__________________________________________________
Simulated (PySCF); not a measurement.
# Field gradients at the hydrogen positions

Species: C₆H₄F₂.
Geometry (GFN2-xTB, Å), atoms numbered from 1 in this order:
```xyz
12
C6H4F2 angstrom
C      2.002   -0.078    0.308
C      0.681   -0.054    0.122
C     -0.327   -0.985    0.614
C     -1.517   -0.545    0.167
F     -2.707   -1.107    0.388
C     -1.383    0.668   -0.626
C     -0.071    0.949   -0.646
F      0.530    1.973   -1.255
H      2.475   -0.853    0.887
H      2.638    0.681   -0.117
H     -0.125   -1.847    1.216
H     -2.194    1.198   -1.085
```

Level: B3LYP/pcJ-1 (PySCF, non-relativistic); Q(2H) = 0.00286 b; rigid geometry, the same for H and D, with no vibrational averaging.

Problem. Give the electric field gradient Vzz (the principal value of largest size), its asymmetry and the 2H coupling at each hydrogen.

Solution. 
__________________________________________________

◆ **Work order**
Every line of the data above should be output exactly as written.

◆ **Exercise answer**
Simulated (PySCF); not a measurement.
# Field gradients at the hydrogen positions

Species: C₆H₄F₂.
Geometry (GFN2-xTB, Å), atoms numbered from 1 in this order:
```xyz
12
C6H4F2 angstrom
C      2.002   -0.078    0.308
C      0.681   -0.054    0.122
C     -0.327   -0.985    0.614
C     -1.517   -0.545    0.167
F     -2.707   -1.107    0.388
C     -1.383    0.668   -0.626
C     -0.071    0.949   -0.646
F      0.530    1.973   -1.255
H      2.475   -0.853    0.887
H      2.638    0.681   -0.117
H     -0.125   -1.847    1.216
H     -2.194    1.198   -1.085
```

Level: B3LYP/pcJ-1 (PySCF, non-relativistic); Q(2H) = 0.00286 b; rigid geometry, the same for H and D, with no vibrational averaging.

Problem. Give the electric field gradient Vzz (the principal value of largest size), its asymmetry and the 2H coupling at each hydrogen.

Solution. 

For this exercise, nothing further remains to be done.